_EXCERPTED RECORDS_
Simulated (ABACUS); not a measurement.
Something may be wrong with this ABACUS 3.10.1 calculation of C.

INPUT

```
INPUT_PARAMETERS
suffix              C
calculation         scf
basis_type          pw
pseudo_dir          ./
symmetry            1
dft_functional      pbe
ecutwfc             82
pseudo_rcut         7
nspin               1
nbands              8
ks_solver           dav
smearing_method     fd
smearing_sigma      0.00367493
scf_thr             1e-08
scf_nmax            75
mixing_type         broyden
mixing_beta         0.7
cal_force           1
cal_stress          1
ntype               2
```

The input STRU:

_WORK ORDER_
Each line above should appear again, reproduced exactly.

_TASK ANSWER_
Simulated (ABACUS); not a measurement.
Something may be wrong with this ABACUS 3.10.1 calculation of C.

INPUT

```
INPUT_PARAMETERS
suffix              C
calculation         scf
basis_type          pw
pseudo_dir          ./
symmetry            1
dft_functional      pbe
ecutwfc             82
pseudo_rcut         7
nspin               1
nbands              8
ks_solver           dav
smearing_method     fd
smearing_sigma      0.00367493
scf_thr             1e-08
scf_nmax            75
mixing_type         broyden
mixing_beta         0.7
cal_force           1
cal_stress          1
ntype               2
```

The input STRU:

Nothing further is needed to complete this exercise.